**Required action**
Reply with every entry, repeated exactly as given.

**Given records**
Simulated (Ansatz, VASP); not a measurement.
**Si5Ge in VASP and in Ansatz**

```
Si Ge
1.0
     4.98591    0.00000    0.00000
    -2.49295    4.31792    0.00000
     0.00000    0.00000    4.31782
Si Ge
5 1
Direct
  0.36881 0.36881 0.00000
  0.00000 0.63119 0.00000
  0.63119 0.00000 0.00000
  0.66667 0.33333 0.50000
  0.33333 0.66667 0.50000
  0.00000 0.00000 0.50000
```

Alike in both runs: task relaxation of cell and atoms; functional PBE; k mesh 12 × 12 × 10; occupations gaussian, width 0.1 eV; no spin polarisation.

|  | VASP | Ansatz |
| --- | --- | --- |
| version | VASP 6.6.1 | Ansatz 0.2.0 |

**Exercise result**
Simulated (Ansatz, VASP); not a measurement.
**Si5Ge in VASP and in Ansatz**

```
Si Ge
1.0
     4.98591    0.00000    0.00000
    -2.49295    4.31792    0.00000
     0.00000    0.00000    4.31782
Si Ge
5 1
Direct
  0.36881 0.36881 0.00000
  0.00000 0.63119 0.00000
  0.63119 0.00000 0.00000
  0.66667 0.33333 0.50000
  0.33333 0.66667 0.50000
  0.00000 0.00000 0.50000
```

Alike in both runs: task relaxation of cell and atoms; functional PBE; k mesh 12 × 12 × 10; occupations gaussian, width 0.1 eV; no spin polarisation.

|  | VASP | Ansatz |
| --- | --- | --- |
| version | VASP 6.6.1 | Ansatz 0.2.0 |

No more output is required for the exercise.